** Data extracts follows **

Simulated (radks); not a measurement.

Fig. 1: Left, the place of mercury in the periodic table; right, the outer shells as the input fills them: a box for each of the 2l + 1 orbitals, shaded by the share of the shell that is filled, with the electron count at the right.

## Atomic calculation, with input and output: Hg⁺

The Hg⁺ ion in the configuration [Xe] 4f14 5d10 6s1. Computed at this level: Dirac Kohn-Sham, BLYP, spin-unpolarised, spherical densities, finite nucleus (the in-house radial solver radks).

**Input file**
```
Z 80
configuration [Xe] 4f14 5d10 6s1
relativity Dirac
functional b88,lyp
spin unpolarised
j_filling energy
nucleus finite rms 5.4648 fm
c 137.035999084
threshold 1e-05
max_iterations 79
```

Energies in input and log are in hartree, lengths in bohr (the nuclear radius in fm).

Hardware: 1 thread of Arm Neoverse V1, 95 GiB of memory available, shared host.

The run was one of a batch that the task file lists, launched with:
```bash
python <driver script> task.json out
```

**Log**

** End of Data extracts **

▶ Work item: Every piece of the data must be set down exactly. Omit nothing.

▶ Solution:
Simulated (radks); not a measurement.

Fig. 1: Left, the place of mercury in the periodic table; right, the outer shells as the input fills them: a box for each of the 2l + 1 orbitals, shaded by the share of the shell that is filled, with the electron count at the right.

## Atomic calculation, with input and output: Hg⁺

The Hg⁺ ion in the configuration [Xe] 4f14 5d10 6s1. Computed at this level: Dirac Kohn-Sham, BLYP, spin-unpolarised, spherical densities, finite nucleus (the in-house radial solver radks).

**Input file**
```
Z 80
configuration [Xe] 4f14 5d10 6s1
relativity Dirac
functional b88,lyp
spin unpolarised
j_filling energy
nucleus finite rms 5.4648 fm
c 137.035999084
threshold 1e-05
max_iterations 79
```

Energies in input and log are in hartree, lengths in bohr (the nuclear radius in fm).

Hardware: 1 thread of Arm Neoverse V1, 95 GiB of memory available, shared host.

The run was one of a batch that the task file lists, launched with:
```bash
python <driver script> task.json out
```

**Log**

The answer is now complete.